=== Requirement ===
Each line below must be set down exactly as it stands.

>>>

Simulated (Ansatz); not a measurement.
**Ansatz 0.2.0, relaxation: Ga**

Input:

<<<

=== Exercise output ===
Simulated (Ansatz); not a measurement.
**Ansatz 0.2.0, relaxation: Ga**

Input:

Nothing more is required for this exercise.